BRIEF >>
Write out again, please, the records below from the first line to the line holding "Computed with Ansatz's", inclusive, and nothing else.

DATASET RECORDS >>
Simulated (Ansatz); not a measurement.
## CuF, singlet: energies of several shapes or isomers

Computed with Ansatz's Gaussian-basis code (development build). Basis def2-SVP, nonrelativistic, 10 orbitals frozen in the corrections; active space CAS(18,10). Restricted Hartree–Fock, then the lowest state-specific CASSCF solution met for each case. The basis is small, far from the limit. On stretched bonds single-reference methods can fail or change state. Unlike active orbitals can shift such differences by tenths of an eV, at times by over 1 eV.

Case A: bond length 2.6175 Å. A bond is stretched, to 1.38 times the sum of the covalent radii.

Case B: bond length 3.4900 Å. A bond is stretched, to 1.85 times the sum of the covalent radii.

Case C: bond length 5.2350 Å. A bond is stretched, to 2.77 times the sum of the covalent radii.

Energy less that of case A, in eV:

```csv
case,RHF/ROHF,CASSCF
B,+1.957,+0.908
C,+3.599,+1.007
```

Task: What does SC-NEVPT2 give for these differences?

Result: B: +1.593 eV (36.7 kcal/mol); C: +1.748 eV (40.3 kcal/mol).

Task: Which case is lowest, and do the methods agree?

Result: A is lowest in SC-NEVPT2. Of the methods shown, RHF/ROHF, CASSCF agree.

ANSWER BOX >>
Simulated (Ansatz); not a measurement.
## CuF, singlet: energies of several shapes or isomers

Computed with Ansatz's Gaussian-basis code (development build). Basis def2-SVP, nonrelativistic, 10 orbitals frozen in the corrections; active space CAS(18,10). Restricted Hartree–Fock, then the lowest state-specific CASSCF solution met for each case. The basis is small, far from the limit. On stretched bonds single-reference methods can fail or change state. Unlike active orbitals can shift such differences by tenths of an eV, at times by over 1 eV.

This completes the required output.